_Provided data_
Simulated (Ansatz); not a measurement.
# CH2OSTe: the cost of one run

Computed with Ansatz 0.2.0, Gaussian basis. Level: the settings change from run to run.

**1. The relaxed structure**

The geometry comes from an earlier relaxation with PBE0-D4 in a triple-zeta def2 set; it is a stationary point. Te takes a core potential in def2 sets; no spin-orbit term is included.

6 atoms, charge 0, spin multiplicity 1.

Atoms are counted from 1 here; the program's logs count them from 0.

_Requirement_
What you return must match the records above exactly.

_Task answer_
Simulated (Ansatz); not a measurement.
# CH2OSTe: the cost of one run

Computed with Ansatz 0.2.0, Gaussian basis. Level: the settings change from run to run.

**1. The relaxed structure**

The geometry comes from an earlier relaxation with PBE0-D4 in a triple-zeta def2 set; it is a stationary point. Te takes a core potential in def2 sets; no spin-orbit term is included.

6 atoms, charge 0, spin multiplicity 1.

Atoms are counted from 1 here; the program's logs count them from 0.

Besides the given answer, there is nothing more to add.